> [Record set]
[Start of Attachment]
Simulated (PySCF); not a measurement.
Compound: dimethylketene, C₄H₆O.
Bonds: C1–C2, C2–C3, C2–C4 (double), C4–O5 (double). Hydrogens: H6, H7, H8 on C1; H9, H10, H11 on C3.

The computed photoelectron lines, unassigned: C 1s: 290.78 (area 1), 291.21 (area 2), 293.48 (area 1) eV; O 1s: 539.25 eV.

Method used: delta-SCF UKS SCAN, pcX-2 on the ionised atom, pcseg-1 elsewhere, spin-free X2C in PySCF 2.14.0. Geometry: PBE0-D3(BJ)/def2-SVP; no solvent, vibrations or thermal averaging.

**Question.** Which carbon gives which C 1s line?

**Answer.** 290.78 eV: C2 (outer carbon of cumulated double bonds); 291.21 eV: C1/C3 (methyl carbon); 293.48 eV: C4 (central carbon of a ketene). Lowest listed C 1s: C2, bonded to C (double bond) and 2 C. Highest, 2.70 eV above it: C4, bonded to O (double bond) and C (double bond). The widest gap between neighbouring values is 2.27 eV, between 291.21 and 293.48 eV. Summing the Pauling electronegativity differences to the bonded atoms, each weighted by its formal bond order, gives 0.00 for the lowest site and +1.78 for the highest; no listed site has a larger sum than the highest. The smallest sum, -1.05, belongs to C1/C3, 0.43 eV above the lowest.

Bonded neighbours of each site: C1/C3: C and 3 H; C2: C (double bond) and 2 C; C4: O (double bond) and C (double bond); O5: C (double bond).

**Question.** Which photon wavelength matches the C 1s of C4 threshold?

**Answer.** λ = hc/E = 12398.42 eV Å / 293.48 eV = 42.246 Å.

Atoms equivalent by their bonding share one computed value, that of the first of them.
[End of Attachment]

> [Requirement]
From the entries above, restate word for word the lines from the line containing "Method used: delta-SCF" to the line containing "which C 1s line?", both ends included, and nothing more.

> [Task answer]
Method used: delta-SCF UKS SCAN, pcX-2 on the ionised atom, pcseg-1 elsewhere, spin-free X2C in PySCF 2.14.0. Geometry: PBE0-D3(BJ)/def2-SVP; no solvent, vibrations or thermal averaging.

**Question.** Which carbon gives which C 1s line?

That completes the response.